* **Required action**
The expected output is the first line of the data below and every line after it, up to and including the line containing "How long does it take, and how much memory?", each reproduced exactly.

•••

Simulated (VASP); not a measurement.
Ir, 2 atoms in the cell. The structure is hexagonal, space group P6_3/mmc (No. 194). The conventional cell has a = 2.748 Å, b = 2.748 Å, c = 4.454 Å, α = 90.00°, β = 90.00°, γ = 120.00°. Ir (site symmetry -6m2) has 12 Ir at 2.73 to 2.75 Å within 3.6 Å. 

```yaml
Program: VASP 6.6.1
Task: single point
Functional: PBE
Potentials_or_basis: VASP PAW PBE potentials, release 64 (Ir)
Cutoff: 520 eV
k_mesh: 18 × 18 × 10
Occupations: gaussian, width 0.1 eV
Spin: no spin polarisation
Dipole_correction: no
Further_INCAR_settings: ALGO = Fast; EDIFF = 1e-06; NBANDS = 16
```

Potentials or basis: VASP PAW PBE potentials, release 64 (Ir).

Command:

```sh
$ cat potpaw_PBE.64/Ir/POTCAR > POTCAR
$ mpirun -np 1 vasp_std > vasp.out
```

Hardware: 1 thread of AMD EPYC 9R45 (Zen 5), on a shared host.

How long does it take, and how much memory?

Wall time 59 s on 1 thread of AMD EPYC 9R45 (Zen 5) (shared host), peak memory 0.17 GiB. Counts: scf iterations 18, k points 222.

•••

* **Task response**
Simulated (VASP); not a measurement.
Ir, 2 atoms in the cell. The structure is hexagonal, space group P6_3/mmc (No. 194). The conventional cell has a = 2.748 Å, b = 2.748 Å, c = 4.454 Å, α = 90.00°, β = 90.00°, γ = 120.00°. Ir (site symmetry -6m2) has 12 Ir at 2.73 to 2.75 Å within 3.6 Å. 

```yaml
Program: VASP 6.6.1
Task: single point
Functional: PBE
Potentials_or_basis: VASP PAW PBE potentials, release 64 (Ir)
Cutoff: 520 eV
k_mesh: 18 × 18 × 10
Occupations: gaussian, width 0.1 eV
Spin: no spin polarisation
Dipole_correction: no
Further_INCAR_settings: ALGO = Fast; EDIFF = 1e-06; NBANDS = 16
```

Potentials or basis: VASP PAW PBE potentials, release 64 (Ir).

Command:

```sh
$ cat potpaw_PBE.64/Ir/POTCAR > POTCAR
$ mpirun -np 1 vasp_std > vasp.out
```

Hardware: 1 thread of AMD EPYC 9R45 (Zen 5), on a shared host.

How long does it take, and how much memory?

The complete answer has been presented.